■ WORK ORDER: Each record below must be returned exactly, with no line left out.

================================
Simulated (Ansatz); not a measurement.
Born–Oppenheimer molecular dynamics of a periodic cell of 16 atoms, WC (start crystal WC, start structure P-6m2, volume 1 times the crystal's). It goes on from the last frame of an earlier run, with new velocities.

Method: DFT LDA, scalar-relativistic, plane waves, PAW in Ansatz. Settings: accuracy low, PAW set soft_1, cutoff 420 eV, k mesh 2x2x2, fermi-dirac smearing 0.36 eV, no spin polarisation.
================================

■ REPLY:
Simulated (Ansatz); not a measurement.
Born–Oppenheimer molecular dynamics of a periodic cell of 16 atoms, WC (start crystal WC, start structure P-6m2, volume 1 times the crystal's). It goes on from the last frame of an earlier run, with new velocities.

Method: DFT LDA, scalar-relativistic, plane waves, PAW in Ansatz. Settings: accuracy low, PAW set soft_1, cutoff 420 eV, k mesh 2x2x2, fermi-dirac smearing 0.36 eV, no spin polarisation.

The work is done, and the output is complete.